> MATERIAL SUPPLIED:
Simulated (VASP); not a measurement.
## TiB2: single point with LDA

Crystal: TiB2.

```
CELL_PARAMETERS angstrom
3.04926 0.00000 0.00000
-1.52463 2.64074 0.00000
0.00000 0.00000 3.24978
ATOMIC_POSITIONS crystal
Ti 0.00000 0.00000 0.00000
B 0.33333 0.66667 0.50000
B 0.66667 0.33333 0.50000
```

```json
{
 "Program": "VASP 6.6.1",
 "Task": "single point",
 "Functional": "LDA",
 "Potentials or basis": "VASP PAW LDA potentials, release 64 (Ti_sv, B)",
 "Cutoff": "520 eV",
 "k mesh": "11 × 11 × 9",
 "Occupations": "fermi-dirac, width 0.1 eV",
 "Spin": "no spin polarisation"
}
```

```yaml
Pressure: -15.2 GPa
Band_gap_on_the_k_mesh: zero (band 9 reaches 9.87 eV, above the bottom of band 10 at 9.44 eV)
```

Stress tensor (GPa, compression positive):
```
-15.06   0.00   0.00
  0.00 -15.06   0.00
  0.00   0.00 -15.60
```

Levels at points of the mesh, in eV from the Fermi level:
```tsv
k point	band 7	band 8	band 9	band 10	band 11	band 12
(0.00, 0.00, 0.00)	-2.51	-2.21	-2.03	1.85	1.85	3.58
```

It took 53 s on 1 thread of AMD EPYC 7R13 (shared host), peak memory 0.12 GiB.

> WORK INSTRUCTION:
From the material above, copy exactly the lines between the line holding "## TiB2: single point with LDA" and the line holding "Stress tensor (GPa, compression", inclusive, and only those.

> TASK SOLUTION:
## TiB2: single point with LDA

Crystal: TiB2.

```
CELL_PARAMETERS angstrom
3.04926 0.00000 0.00000
-1.52463 2.64074 0.00000
0.00000 0.00000 3.24978
ATOMIC_POSITIONS crystal
Ti 0.00000 0.00000 0.00000
B 0.33333 0.66667 0.50000
B 0.66667 0.33333 0.50000
```

```json
{
 "Program": "VASP 6.6.1",
 "Task": "single point",
 "Functional": "LDA",
 "Potentials or basis": "VASP PAW LDA potentials, release 64 (Ti_sv, B)",
 "Cutoff": "520 eV",
 "k mesh": "11 × 11 × 9",
 "Occupations": "fermi-dirac, width 0.1 eV",
 "Spin": "no spin polarisation"
}
```

```yaml
Pressure: -15.2 GPa
Band_gap_on_the_k_mesh: zero (band 9 reaches 9.87 eV, above the bottom of band 10 at 9.44 eV)
```

Stress tensor (GPa, compression positive):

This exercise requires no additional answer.